▶ Work order
Reproduce each record exactly, leaving out no line.

▶ Extracted data
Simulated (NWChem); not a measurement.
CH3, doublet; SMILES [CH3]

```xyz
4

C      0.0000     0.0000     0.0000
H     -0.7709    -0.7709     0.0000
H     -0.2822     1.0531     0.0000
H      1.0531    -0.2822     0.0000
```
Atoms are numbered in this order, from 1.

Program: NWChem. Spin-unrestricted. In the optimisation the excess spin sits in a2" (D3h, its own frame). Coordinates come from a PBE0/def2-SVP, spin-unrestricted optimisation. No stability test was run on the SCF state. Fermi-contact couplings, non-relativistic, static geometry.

▶ Written answer
Simulated (NWChem); not a measurement.
CH3, doublet; SMILES [CH3]

```xyz
4

C      0.0000     0.0000     0.0000
H     -0.7709    -0.7709     0.0000
H     -0.2822     1.0531     0.0000
H      1.0531    -0.2822     0.0000
```
Atoms are numbered in this order, from 1.

Program: NWChem. Spin-unrestricted. In the optimisation the excess spin sits in a2" (D3h, its own frame). Coordinates come from a PBE0/def2-SVP, spin-unrestricted optimisation. No stability test was run on the SCF state. Fermi-contact couplings, non-relativistic, static geometry.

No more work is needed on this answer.